## REQUIRED ACTION:
Starting at the first line of the data below, write out each line exactly until you reach the line containing "spin polarisation |", and include that line too.

-.-.-

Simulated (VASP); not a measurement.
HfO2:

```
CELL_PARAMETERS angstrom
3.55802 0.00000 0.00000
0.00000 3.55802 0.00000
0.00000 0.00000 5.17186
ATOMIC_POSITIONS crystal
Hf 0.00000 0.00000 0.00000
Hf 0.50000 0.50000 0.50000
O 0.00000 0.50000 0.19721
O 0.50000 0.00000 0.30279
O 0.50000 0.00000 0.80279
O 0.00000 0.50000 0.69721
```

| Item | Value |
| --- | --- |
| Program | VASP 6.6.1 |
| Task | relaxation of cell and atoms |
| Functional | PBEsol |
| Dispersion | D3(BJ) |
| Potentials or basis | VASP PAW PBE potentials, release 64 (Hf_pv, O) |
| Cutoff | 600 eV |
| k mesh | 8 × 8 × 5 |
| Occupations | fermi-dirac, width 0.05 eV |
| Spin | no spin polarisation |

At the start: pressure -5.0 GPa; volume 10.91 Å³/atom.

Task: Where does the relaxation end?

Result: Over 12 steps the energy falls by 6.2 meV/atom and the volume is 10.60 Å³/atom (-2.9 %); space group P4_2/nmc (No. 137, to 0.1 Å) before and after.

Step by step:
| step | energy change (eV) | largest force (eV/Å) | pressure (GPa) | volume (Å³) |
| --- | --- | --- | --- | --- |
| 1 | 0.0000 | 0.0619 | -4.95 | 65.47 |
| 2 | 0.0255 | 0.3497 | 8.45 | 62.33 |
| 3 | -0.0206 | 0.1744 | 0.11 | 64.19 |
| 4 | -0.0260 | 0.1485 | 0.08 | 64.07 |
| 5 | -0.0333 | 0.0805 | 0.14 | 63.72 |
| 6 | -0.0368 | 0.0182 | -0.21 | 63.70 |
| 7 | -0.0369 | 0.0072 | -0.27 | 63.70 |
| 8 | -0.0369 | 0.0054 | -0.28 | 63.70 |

-.-.-

## REPLY:
Simulated (VASP); not a measurement.
HfO2:

```
CELL_PARAMETERS angstrom
3.55802 0.00000 0.00000
0.00000 3.55802 0.00000
0.00000 0.00000 5.17186
ATOMIC_POSITIONS crystal
Hf 0.00000 0.00000 0.00000
Hf 0.50000 0.50000 0.50000
O 0.00000 0.50000 0.19721
O 0.50000 0.00000 0.30279
O 0.50000 0.00000 0.80279
O 0.00000 0.50000 0.69721
```

| Item | Value |
| --- | --- |
| Program | VASP 6.6.1 |
| Task | relaxation of cell and atoms |
| Functional | PBEsol |
| Dispersion | D3(BJ) |
| Potentials or basis | VASP PAW PBE potentials, release 64 (Hf_pv, O) |
| Cutoff | 600 eV |
| k mesh | 8 × 8 × 5 |
| Occupations | fermi-dirac, width 0.05 eV |
| Spin | no spin polarisation |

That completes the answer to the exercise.